# Data for review:
============

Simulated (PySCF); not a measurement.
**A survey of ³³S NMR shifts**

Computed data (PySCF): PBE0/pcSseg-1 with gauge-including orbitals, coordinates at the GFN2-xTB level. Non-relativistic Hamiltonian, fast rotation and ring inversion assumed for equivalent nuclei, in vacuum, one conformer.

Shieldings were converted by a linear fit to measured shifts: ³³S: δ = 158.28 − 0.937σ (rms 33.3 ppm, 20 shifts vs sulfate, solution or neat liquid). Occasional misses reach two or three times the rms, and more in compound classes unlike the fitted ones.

============

# Work request:
Set down the data once more, exactly as shown above.

# Response box:
Simulated (PySCF); not a measurement.
**A survey of ³³S NMR shifts**

Computed data (PySCF): PBE0/pcSseg-1 with gauge-including orbitals, coordinates at the GFN2-xTB level. Non-relativistic Hamiltonian, fast rotation and ring inversion assumed for equivalent nuclei, in vacuum, one conformer.

Shieldings were converted by a linear fit to measured shifts: ³³S: δ = 158.28 − 0.937σ (rms 33.3 ppm, 20 shifts vs sulfate, solution or neat liquid). Occasional misses reach two or three times the rms, and more in compound classes unlike the fitted ones.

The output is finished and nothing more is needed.